**Recorded data**
══════

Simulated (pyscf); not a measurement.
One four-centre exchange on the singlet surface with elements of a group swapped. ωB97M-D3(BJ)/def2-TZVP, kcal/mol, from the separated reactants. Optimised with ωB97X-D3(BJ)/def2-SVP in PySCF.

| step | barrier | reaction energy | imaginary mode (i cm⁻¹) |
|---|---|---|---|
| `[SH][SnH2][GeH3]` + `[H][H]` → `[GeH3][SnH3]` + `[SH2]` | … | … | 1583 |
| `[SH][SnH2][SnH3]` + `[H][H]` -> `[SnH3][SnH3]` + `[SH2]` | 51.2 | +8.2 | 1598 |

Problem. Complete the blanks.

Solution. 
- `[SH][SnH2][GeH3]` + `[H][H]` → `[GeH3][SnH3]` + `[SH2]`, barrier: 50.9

══════

**Required action**
Retype every line of the listing, word for word, from its opening line to the line that holds "51.2 | +8.2 | 1598 |", and include that last line too.

**Your solution**
Simulated (pyscf); not a measurement.
One four-centre exchange on the singlet surface with elements of a group swapped. ωB97M-D3(BJ)/def2-TZVP, kcal/mol, from the separated reactants. Optimised with ωB97X-D3(BJ)/def2-SVP in PySCF.

| step | barrier | reaction energy | imaginary mode (i cm⁻¹) |
|---|---|---|---|
| `[SH][SnH2][GeH3]` + `[H][H]` → `[GeH3][SnH3]` + `[SH2]` | … | … | 1583 |
| `[SH][SnH2][SnH3]` + `[H][H]` -> `[SnH3][SnH3]` + `[SH2]` | 51.2 | +8.2 | 1598 |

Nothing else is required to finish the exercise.